ACTIVITY:
Copy word for word the lines from the start of the records through the line that contains "Lattice parameters: a", both included.

SOURCE MATERIAL:
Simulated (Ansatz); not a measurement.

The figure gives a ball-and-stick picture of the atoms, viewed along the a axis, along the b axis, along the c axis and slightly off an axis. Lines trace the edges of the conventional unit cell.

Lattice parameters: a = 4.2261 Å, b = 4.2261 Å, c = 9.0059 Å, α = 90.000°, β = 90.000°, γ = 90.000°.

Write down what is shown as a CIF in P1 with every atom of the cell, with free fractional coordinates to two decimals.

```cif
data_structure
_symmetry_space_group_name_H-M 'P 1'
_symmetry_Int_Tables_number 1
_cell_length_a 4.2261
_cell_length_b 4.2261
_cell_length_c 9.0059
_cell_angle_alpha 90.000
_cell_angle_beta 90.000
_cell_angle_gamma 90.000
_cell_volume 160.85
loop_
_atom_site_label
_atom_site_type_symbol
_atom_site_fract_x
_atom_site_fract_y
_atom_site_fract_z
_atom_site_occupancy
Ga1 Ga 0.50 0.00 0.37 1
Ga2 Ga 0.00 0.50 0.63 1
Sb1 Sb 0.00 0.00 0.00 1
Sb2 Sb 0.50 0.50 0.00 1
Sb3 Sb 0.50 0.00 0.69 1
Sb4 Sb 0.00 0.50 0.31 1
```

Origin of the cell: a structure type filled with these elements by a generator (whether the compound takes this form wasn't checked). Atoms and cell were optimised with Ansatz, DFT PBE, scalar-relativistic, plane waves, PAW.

EXERCISE SOLUTION:
Simulated (Ansatz); not a measurement.

The figure gives a ball-and-stick picture of the atoms, viewed along the a axis, along the b axis, along the c axis and slightly off an axis. Lines trace the edges of the conventional unit cell.

Lattice parameters: a = 4.2261 Å, b = 4.2261 Å, c = 9.0059 Å, α = 90.000°, β = 90.000°, γ = 90.000°.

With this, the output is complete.